§ Requirement
In the records below, the line with "Forces on the" opens the range and the line with "Run time: 7.4" closes it; print that range exactly and nothing else.

§ Given entries
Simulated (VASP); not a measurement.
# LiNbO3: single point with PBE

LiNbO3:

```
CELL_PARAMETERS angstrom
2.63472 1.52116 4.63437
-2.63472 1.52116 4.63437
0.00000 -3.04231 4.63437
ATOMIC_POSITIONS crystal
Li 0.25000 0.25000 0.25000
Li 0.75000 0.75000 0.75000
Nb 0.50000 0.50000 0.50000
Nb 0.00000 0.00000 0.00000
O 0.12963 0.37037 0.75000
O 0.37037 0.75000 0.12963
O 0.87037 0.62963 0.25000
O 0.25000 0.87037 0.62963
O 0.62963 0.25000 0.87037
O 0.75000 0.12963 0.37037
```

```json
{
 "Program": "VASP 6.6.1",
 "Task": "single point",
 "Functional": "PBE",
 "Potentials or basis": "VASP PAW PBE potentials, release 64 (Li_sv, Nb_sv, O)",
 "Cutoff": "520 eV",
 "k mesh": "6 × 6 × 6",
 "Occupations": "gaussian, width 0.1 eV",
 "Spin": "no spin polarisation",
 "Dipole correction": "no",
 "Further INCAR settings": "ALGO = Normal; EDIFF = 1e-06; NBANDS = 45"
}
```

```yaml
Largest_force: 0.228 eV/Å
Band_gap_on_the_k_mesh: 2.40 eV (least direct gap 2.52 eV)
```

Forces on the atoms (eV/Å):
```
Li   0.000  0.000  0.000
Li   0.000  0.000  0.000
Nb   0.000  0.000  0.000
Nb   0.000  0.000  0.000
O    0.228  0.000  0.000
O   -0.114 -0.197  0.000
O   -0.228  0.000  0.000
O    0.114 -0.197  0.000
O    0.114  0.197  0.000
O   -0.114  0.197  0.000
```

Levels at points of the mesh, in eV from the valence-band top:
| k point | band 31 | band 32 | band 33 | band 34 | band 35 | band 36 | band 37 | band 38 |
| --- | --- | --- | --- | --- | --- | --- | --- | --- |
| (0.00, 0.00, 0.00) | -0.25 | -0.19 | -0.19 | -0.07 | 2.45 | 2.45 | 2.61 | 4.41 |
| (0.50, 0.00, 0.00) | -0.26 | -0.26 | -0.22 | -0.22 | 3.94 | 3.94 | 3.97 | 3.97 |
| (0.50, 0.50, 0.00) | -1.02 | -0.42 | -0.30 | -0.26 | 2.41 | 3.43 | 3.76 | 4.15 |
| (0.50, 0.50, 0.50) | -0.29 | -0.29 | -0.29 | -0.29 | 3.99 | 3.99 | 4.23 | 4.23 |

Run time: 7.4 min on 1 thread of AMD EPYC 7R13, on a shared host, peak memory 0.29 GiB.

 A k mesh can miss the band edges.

§ Answer section
Forces on the atoms (eV/Å):
```
Li   0.000  0.000  0.000
Li   0.000  0.000  0.000
Nb   0.000  0.000  0.000
Nb   0.000  0.000  0.000
O    0.228  0.000  0.000
O   -0.114 -0.197  0.000
O   -0.228  0.000  0.000
O    0.114 -0.197  0.000
O    0.114  0.197  0.000
O   -0.114  0.197  0.000
```

Levels at points of the mesh, in eV from the valence-band top:
| k point | band 31 | band 32 | band 33 | band 34 | band 35 | band 36 | band 37 | band 38 |
| --- | --- | --- | --- | --- | --- | --- | --- | --- |
| (0.00, 0.00, 0.00) | -0.25 | -0.19 | -0.19 | -0.07 | 2.45 | 2.45 | 2.61 | 4.41 |
| (0.50, 0.00, 0.00) | -0.26 | -0.26 | -0.22 | -0.22 | 3.94 | 3.94 | 3.97 | 3.97 |
| (0.50, 0.50, 0.00) | -1.02 | -0.42 | -0.30 | -0.26 | 2.41 | 3.43 | 3.76 | 4.15 |
| (0.50, 0.50, 0.50) | -0.29 | -0.29 | -0.29 | -0.29 | 3.99 | 3.99 | 4.23 | 4.23 |

Run time: 7.4 min on 1 thread of AMD EPYC 7R13, on a shared host, peak memory 0.29 GiB.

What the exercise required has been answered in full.